==================================================
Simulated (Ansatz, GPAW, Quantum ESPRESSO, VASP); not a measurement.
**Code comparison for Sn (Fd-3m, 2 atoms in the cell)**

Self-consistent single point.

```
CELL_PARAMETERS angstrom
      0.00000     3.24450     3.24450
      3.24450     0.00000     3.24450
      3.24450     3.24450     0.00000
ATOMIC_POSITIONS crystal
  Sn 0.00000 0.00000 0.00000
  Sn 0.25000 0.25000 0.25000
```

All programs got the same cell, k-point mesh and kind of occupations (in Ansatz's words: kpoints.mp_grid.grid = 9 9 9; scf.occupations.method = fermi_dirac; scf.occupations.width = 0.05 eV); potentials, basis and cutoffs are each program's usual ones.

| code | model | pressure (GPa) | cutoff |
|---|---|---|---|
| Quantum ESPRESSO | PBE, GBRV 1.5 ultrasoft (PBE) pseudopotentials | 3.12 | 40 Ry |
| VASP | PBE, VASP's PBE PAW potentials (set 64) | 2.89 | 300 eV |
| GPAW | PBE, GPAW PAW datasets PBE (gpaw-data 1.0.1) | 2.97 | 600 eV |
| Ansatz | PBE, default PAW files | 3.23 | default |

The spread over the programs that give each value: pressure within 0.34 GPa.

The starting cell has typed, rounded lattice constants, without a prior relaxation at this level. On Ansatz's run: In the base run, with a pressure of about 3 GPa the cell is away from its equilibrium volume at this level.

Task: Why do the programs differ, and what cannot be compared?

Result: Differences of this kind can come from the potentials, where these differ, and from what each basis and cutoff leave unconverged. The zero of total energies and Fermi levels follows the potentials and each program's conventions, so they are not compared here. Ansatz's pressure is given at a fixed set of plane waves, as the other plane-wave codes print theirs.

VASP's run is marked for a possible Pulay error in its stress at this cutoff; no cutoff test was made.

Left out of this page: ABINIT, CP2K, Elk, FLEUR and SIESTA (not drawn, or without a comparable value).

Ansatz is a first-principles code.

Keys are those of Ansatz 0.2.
==================================================

ACTION ITEM:
Please write out exactly the lines from the start of the data through the line that contains "2.89 | 300 eV |", both ends included, and nothing else.

TASK RESULT:
Simulated (Ansatz, GPAW, Quantum ESPRESSO, VASP); not a measurement.
**Code comparison for Sn (Fd-3m, 2 atoms in the cell)**

Self-consistent single point.

```
CELL_PARAMETERS angstrom
      0.00000     3.24450     3.24450
      3.24450     0.00000     3.24450
      3.24450     3.24450     0.00000
ATOMIC_POSITIONS crystal
  Sn 0.00000 0.00000 0.00000
  Sn 0.25000 0.25000 0.25000
```

All programs got the same cell, k-point mesh and kind of occupations (in Ansatz's words: kpoints.mp_grid.grid = 9 9 9; scf.occupations.method = fermi_dirac; scf.occupations.width = 0.05 eV); potentials, basis and cutoffs are each program's usual ones.

| code | model | pressure (GPa) | cutoff |
|---|---|---|---|
| Quantum ESPRESSO | PBE, GBRV 1.5 ultrasoft (PBE) pseudopotentials | 3.12 | 40 Ry |
| VASP | PBE, VASP's PBE PAW potentials (set 64) | 2.89 | 300 eV |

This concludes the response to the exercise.